• _SUPPLIED INFORMATION_:
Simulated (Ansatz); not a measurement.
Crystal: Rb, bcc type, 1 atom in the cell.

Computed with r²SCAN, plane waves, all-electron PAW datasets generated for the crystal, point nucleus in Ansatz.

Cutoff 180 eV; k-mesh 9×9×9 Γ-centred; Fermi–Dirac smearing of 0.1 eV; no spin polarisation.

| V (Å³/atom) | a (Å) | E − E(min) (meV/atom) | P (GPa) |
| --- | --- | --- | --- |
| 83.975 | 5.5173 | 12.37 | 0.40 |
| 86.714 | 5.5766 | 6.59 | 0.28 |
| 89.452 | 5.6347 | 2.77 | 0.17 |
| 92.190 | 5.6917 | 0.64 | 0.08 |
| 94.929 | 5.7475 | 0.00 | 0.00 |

• _WORK ORDER_: An exact copy of every entry is required.

• _REPLY_:
Simulated (Ansatz); not a measurement.
Crystal: Rb, bcc type, 1 atom in the cell.

Computed with r²SCAN, plane waves, all-electron PAW datasets generated for the crystal, point nucleus in Ansatz.

Cutoff 180 eV; k-mesh 9×9×9 Γ-centred; Fermi–Dirac smearing of 0.1 eV; no spin polarisation.

| V (Å³/atom) | a (Å) | E − E(min) (meV/atom) | P (GPa) |
| --- | --- | --- | --- |
| 83.975 | 5.5173 | 12.37 | 0.40 |
| 86.714 | 5.5766 | 6.59 | 0.28 |
| 89.452 | 5.6347 | 2.77 | 0.17 |
| 92.190 | 5.6917 | 0.64 | 0.08 |
| 94.929 | 5.7475 | 0.00 | 0.00 |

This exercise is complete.